***** INFORMATION SHOWN

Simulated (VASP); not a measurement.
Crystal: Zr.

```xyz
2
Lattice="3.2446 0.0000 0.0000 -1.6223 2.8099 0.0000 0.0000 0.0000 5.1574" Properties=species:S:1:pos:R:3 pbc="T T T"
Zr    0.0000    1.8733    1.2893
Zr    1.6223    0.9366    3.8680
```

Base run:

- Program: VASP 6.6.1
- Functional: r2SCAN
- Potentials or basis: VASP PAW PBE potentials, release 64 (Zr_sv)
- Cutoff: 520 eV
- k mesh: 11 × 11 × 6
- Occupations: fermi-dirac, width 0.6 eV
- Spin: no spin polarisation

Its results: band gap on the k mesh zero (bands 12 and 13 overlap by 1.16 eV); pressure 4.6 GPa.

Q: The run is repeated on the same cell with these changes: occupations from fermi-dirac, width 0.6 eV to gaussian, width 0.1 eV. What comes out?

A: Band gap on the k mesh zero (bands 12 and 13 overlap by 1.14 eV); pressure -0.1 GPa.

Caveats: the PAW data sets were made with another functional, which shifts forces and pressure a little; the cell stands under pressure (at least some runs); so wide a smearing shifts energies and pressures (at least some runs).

**********

_WORK ITEM_.
From the opening line of the data above, please print each line as written up to and including the line that contains "A: Band gap", and nothing more.

_RESPONSE BOX_.
Simulated (VASP); not a measurement.
Crystal: Zr.

```xyz
2
Lattice="3.2446 0.0000 0.0000 -1.6223 2.8099 0.0000 0.0000 0.0000 5.1574" Properties=species:S:1:pos:R:3 pbc="T T T"
Zr    0.0000    1.8733    1.2893
Zr    1.6223    0.9366    3.8680
```

Base run:

- Program: VASP 6.6.1
- Functional: r2SCAN
- Potentials or basis: VASP PAW PBE potentials, release 64 (Zr_sv)
- Cutoff: 520 eV
- k mesh: 11 × 11 × 6
- Occupations: fermi-dirac, width 0.6 eV
- Spin: no spin polarisation

Its results: band gap on the k mesh zero (bands 12 and 13 overlap by 1.16 eV); pressure 4.6 GPa.

Q: The run is repeated on the same cell with these changes: occupations from fermi-dirac, width 0.6 eV to gaussian, width 0.1 eV. What comes out?

A: Band gap on the k mesh zero (bands 12 and 13 overlap by 1.14 eV); pressure -0.1 GPa.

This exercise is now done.